Supplied entries -
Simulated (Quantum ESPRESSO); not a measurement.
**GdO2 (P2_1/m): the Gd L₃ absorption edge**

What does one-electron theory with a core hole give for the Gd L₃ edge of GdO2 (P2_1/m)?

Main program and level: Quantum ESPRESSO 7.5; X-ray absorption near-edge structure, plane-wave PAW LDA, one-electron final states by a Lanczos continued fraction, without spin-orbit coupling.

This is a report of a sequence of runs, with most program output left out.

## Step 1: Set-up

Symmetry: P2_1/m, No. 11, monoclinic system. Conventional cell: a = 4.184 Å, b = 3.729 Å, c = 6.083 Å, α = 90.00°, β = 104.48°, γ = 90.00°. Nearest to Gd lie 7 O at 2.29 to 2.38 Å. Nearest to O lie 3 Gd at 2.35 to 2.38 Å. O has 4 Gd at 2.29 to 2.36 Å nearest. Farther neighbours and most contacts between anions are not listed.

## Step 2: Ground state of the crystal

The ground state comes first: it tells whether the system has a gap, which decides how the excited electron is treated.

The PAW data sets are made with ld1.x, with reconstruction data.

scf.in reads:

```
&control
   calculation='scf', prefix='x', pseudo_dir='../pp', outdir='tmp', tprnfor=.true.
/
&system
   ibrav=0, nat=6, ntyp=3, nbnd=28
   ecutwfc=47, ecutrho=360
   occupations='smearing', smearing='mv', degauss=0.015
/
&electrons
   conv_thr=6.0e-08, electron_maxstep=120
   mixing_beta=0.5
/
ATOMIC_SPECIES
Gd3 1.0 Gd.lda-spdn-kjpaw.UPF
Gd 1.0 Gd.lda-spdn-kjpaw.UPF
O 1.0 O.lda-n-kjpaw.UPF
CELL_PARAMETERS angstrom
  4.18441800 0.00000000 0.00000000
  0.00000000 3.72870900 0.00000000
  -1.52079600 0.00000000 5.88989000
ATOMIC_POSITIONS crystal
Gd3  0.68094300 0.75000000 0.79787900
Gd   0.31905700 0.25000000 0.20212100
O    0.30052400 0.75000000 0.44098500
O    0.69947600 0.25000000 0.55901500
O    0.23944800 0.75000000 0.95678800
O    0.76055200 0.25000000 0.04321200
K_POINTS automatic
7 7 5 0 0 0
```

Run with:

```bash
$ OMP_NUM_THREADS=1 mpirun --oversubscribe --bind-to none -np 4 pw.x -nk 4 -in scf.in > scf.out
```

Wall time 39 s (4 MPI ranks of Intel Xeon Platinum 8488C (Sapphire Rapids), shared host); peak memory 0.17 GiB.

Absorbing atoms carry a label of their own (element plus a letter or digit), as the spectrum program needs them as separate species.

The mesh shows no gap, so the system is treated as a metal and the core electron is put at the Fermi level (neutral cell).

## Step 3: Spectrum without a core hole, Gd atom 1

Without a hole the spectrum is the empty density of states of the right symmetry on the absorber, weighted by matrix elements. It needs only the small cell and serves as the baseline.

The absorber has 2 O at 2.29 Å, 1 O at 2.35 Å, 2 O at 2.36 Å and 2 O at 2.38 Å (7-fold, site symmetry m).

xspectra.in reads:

Activity - Starting with the line with "## Step 1: Set-up" above and going on through the line with "## Step 2: Ground state of the crystal", transcribe every line exactly, both ends included, and add nothing.

Exercise output -
## Step 1: Set-up

Symmetry: P2_1/m, No. 11, monoclinic system. Conventional cell: a = 4.184 Å, b = 3.729 Å, c = 6.083 Å, α = 90.00°, β = 104.48°, γ = 90.00°. Nearest to Gd lie 7 O at 2.29 to 2.38 Å. Nearest to O lie 3 Gd at 2.35 to 2.38 Å. O has 4 Gd at 2.29 to 2.36 Å nearest. Farther neighbours and most contacts between anions are not listed.

## Step 2: Ground state of the crystal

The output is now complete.